BRIEF –
Starting at the top of the records, output every line through the one that contains "none | none | - |", keeping each exactly as it appears.

-- Opening Marker --

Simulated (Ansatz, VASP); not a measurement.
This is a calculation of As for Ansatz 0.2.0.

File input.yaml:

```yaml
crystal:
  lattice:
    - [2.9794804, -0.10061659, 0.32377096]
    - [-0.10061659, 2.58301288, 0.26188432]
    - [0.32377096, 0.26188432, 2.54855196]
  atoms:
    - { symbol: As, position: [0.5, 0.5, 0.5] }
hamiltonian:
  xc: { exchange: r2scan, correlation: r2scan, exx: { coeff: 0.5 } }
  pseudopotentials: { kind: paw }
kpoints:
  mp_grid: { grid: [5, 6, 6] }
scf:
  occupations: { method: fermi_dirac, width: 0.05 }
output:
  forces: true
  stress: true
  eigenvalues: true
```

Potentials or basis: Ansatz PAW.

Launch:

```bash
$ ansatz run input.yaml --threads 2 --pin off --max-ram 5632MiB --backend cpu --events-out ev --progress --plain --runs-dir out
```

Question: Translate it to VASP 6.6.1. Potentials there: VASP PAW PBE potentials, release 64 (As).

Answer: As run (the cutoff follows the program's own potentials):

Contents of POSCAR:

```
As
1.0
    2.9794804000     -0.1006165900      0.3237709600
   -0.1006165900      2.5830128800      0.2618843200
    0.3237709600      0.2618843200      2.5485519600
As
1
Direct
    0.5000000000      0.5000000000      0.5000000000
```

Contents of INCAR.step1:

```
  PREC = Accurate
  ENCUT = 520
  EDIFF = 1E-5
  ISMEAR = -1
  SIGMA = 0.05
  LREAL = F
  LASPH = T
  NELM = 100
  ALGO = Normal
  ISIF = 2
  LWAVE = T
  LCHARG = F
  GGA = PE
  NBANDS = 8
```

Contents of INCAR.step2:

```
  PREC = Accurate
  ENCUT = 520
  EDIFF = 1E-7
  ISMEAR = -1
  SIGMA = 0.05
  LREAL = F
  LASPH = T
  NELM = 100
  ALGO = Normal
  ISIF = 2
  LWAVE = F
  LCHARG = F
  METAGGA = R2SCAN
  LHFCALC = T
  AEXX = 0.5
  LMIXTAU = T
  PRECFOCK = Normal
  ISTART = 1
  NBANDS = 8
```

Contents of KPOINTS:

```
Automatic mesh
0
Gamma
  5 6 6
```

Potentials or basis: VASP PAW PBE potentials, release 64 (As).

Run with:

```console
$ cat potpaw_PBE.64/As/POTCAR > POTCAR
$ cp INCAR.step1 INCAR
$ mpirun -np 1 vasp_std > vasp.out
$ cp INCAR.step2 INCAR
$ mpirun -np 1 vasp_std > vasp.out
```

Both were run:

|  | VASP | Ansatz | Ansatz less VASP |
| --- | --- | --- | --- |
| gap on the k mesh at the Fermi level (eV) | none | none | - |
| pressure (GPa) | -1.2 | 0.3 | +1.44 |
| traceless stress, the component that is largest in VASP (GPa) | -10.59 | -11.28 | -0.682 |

-- Closing Marker --

WRITTEN ANSWER –
Simulated (Ansatz, VASP); not a measurement.
This is a calculation of As for Ansatz 0.2.0.

File input.yaml:

```yaml
crystal:
  lattice:
    - [2.9794804, -0.10061659, 0.32377096]
    - [-0.10061659, 2.58301288, 0.26188432]
    - [0.32377096, 0.26188432, 2.54855196]
  atoms:
    - { symbol: As, position: [0.5, 0.5, 0.5] }
hamiltonian:
  xc: { exchange: r2scan, correlation: r2scan, exx: { coeff: 0.5 } }
  pseudopotentials: { kind: paw }
kpoints:
  mp_grid: { grid: [5, 6, 6] }
scf:
  occupations: { method: fermi_dirac, width: 0.05 }
output:
  forces: true
  stress: true
  eigenvalues: true
```

Potentials or basis: Ansatz PAW.

Launch:

```bash
$ ansatz run input.yaml --threads 2 --pin off --max-ram 5632MiB --backend cpu --events-out ev --progress --plain --runs-dir out
```

Question: Translate it to VASP 6.6.1. Potentials there: VASP PAW PBE potentials, release 64 (As).

Answer: As run (the cutoff follows the program's own potentials):

Contents of POSCAR:

```
As
1.0
    2.9794804000     -0.1006165900      0.3237709600
   -0.1006165900      2.5830128800      0.2618843200
    0.3237709600      0.2618843200      2.5485519600
As
1
Direct
    0.5000000000      0.5000000000      0.5000000000
```

Contents of INCAR.step1:

```
  PREC = Accurate
  ENCUT = 520
  EDIFF = 1E-5
  ISMEAR = -1
  SIGMA = 0.05
  LREAL = F
  LASPH = T
  NELM = 100
  ALGO = Normal
  ISIF = 2
  LWAVE = T
  LCHARG = F
  GGA = PE
  NBANDS = 8
```

Contents of INCAR.step2:

```
  PREC = Accurate
  ENCUT = 520
  EDIFF = 1E-7
  ISMEAR = -1
  SIGMA = 0.05
  LREAL = F
  LASPH = T
  NELM = 100
  ALGO = Normal
  ISIF = 2
  LWAVE = F
  LCHARG = F
  METAGGA = R2SCAN
  LHFCALC = T
  AEXX = 0.5
  LMIXTAU = T
  PRECFOCK = Normal
  ISTART = 1
  NBANDS = 8
```

Contents of KPOINTS:

```
Automatic mesh
0
Gamma
  5 6 6
```

Potentials or basis: VASP PAW PBE potentials, release 64 (As).

Run with:

```console
$ cat potpaw_PBE.64/As/POTCAR > POTCAR
$ cp INCAR.step1 INCAR
$ mpirun -np 1 vasp_std > vasp.out
$ cp INCAR.step2 INCAR
$ mpirun -np 1 vasp_std > vasp.out
```

Both were run:

|  | VASP | Ansatz | Ansatz less VASP |
| --- | --- | --- | --- |
| gap on the k mesh at the Fermi level (eV) | none | none | - |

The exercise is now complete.